■ ASSIGNED TASK ■
The listing below must be given again in full, exactly.

■ STORED DATA ■
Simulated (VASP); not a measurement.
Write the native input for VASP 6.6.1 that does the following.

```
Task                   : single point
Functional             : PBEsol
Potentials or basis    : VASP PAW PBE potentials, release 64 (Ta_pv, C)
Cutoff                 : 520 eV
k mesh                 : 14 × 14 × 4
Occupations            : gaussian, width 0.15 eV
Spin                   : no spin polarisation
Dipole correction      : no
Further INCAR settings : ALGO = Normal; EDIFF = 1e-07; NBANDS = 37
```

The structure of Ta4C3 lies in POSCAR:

■ ANSWER BOX ■
Simulated (VASP); not a measurement.
Write the native input for VASP 6.6.1 that does the following.

```
Task                   : single point
Functional             : PBEsol
Potentials or basis    : VASP PAW PBE potentials, release 64 (Ta_pv, C)
Cutoff                 : 520 eV
k mesh                 : 14 × 14 × 4
Occupations            : gaussian, width 0.15 eV
Spin                   : no spin polarisation
Dipole correction      : no
Further INCAR settings : ALGO = Normal; EDIFF = 1e-07; NBANDS = 37
```

The structure of Ta4C3 lies in POSCAR:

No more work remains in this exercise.